> EXERCISE DATA:
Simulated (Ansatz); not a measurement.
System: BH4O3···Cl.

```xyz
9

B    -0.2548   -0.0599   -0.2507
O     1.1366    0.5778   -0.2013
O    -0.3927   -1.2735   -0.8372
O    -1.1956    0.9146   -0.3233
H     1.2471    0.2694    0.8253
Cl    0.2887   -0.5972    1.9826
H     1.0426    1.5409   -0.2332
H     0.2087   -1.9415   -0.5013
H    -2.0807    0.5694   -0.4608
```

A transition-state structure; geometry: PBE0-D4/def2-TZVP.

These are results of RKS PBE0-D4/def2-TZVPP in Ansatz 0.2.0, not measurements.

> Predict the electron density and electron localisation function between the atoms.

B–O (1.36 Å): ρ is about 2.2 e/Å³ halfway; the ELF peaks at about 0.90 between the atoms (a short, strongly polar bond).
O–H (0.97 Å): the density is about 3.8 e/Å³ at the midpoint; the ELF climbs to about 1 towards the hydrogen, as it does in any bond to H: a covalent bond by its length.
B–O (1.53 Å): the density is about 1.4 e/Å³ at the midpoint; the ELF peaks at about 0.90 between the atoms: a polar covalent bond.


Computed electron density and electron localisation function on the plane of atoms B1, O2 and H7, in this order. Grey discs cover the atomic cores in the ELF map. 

> BRIEF: Starting at the first line of the entries above, please extract each line up to and including the line with "B–O (1.53 Å): the", unchanged, and add nothing.

> TASK RESPONSE:
Simulated (Ansatz); not a measurement.
System: BH4O3···Cl.

```xyz
9

B    -0.2548   -0.0599   -0.2507
O     1.1366    0.5778   -0.2013
O    -0.3927   -1.2735   -0.8372
O    -1.1956    0.9146   -0.3233
H     1.2471    0.2694    0.8253
Cl    0.2887   -0.5972    1.9826
H     1.0426    1.5409   -0.2332
H     0.2087   -1.9415   -0.5013
H    -2.0807    0.5694   -0.4608
```

A transition-state structure; geometry: PBE0-D4/def2-TZVP.

These are results of RKS PBE0-D4/def2-TZVPP in Ansatz 0.2.0, not measurements.

> Predict the electron density and electron localisation function between the atoms.

B–O (1.36 Å): ρ is about 2.2 e/Å³ halfway; the ELF peaks at about 0.90 between the atoms (a short, strongly polar bond).
O–H (0.97 Å): the density is about 3.8 e/Å³ at the midpoint; the ELF climbs to about 1 towards the hydrogen, as it does in any bond to H: a covalent bond by its length.
B–O (1.53 Å): the density is about 1.4 e/Å³ at the midpoint; the ELF peaks at about 0.90 between the atoms: a polar covalent bond.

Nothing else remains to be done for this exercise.